__ACTION ITEM__: Give back the entries exactly, ending with the "Figure. Band edges at zero bias" line.

(Beginning of INFORMATION GIVEN)

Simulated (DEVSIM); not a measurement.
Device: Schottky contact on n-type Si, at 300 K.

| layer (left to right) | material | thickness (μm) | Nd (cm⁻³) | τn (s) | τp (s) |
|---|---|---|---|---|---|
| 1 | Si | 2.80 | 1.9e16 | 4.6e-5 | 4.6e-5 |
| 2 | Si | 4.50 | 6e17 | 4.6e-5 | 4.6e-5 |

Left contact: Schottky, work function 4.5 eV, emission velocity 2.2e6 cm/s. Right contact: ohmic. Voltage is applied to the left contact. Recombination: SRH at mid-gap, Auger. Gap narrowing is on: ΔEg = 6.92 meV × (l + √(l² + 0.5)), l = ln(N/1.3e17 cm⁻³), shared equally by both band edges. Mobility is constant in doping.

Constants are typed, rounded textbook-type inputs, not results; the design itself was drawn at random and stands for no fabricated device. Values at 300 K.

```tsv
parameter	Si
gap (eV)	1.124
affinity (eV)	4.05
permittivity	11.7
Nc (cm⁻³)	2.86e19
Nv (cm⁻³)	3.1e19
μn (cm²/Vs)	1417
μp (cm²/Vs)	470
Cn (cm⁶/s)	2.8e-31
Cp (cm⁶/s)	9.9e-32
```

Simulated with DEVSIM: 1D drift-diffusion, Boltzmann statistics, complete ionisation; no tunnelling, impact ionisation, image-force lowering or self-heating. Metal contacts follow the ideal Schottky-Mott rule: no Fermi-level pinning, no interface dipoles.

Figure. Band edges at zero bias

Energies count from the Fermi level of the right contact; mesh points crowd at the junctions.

(End of INFORMATION GIVEN)

__ANSWER SECTION__:
Simulated (DEVSIM); not a measurement.
Device: Schottky contact on n-type Si, at 300 K.

| layer (left to right) | material | thickness (μm) | Nd (cm⁻³) | τn (s) | τp (s) |
|---|---|---|---|---|---|
| 1 | Si | 2.80 | 1.9e16 | 4.6e-5 | 4.6e-5 |
| 2 | Si | 4.50 | 6e17 | 4.6e-5 | 4.6e-5 |

Left contact: Schottky, work function 4.5 eV, emission velocity 2.2e6 cm/s. Right contact: ohmic. Voltage is applied to the left contact. Recombination: SRH at mid-gap, Auger. Gap narrowing is on: ΔEg = 6.92 meV × (l + √(l² + 0.5)), l = ln(N/1.3e17 cm⁻³), shared equally by both band edges. Mobility is constant in doping.

Constants are typed, rounded textbook-type inputs, not results; the design itself was drawn at random and stands for no fabricated device. Values at 300 K.

```tsv
parameter	Si
gap (eV)	1.124
affinity (eV)	4.05
permittivity	11.7
Nc (cm⁻³)	2.86e19
Nv (cm⁻³)	3.1e19
μn (cm²/Vs)	1417
μp (cm²/Vs)	470
Cn (cm⁶/s)	2.8e-31
Cp (cm⁶/s)	9.9e-32
```

Simulated with DEVSIM: 1D drift-diffusion, Boltzmann statistics, complete ionisation; no tunnelling, impact ionisation, image-force lowering or self-heating. Metal contacts follow the ideal Schottky-Mott rule: no Fermi-level pinning, no interface dipoles.

Figure. Band edges at zero bias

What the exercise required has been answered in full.